_Exercise_. With both ends included, transcribe exactly the records below from their first line to the line that contains "How well do".

_Record extracts_.
=== Section Start ===

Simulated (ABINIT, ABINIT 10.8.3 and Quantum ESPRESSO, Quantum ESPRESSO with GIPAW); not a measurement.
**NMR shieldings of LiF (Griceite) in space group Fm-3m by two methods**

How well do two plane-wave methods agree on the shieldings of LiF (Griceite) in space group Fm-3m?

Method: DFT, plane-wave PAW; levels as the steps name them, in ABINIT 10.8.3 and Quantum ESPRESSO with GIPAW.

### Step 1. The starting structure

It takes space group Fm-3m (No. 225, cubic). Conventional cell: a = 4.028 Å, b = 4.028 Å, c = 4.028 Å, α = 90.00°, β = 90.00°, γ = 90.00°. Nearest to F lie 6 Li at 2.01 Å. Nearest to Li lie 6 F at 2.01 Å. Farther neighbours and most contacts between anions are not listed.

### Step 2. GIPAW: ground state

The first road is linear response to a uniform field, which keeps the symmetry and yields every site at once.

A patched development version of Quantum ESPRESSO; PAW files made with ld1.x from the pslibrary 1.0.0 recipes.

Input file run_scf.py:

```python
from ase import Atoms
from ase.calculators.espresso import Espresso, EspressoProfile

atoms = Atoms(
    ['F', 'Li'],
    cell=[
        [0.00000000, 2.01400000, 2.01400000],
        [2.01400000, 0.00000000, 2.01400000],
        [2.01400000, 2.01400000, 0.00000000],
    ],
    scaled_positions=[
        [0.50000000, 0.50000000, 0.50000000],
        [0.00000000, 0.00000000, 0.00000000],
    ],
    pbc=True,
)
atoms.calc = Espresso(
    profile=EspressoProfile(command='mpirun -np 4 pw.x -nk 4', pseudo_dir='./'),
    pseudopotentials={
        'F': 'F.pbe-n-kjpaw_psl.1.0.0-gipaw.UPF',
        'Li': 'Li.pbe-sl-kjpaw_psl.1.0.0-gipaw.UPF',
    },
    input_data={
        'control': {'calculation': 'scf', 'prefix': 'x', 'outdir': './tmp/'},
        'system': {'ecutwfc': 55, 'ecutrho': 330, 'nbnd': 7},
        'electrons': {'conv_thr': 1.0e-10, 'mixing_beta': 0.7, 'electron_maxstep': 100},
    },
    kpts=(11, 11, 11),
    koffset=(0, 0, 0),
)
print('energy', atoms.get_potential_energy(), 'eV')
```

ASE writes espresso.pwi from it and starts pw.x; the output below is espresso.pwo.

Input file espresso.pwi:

=== Section End ===

_Response box_.
Simulated (ABINIT, ABINIT 10.8.3 and Quantum ESPRESSO, Quantum ESPRESSO with GIPAW); not a measurement.
**NMR shieldings of LiF (Griceite) in space group Fm-3m by two methods**

How well do two plane-wave methods agree on the shieldings of LiF (Griceite) in space group Fm-3m?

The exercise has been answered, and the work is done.